□ □ □ □ □ □ □

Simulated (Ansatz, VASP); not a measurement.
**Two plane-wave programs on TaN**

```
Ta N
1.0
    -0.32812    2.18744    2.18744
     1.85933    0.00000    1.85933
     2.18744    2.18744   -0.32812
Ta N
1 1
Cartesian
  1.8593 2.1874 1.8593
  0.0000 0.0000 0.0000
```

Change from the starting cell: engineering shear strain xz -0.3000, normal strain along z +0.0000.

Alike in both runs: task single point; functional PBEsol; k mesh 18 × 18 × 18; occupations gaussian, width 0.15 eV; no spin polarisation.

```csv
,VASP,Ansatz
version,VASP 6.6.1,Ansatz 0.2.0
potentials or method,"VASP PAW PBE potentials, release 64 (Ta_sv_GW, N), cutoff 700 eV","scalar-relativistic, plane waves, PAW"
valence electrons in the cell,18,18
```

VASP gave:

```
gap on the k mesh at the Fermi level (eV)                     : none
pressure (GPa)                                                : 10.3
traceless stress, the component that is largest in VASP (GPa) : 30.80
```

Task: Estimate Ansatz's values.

□ □ □ □ □ □ □

Lines from the start of the material above through the line containing "Change from the" are to be duplicated exactly, and only those.

> **Answer box**
Simulated (Ansatz, VASP); not a measurement.
**Two plane-wave programs on TaN**

```
Ta N
1.0
    -0.32812    2.18744    2.18744
     1.85933    0.00000    1.85933
     2.18744    2.18744   -0.32812
Ta N
1 1
Cartesian
  1.8593 2.1874 1.8593
  0.0000 0.0000 0.0000
```

Change from the starting cell: engineering shear strain xz -0.3000, normal strain along z +0.0000.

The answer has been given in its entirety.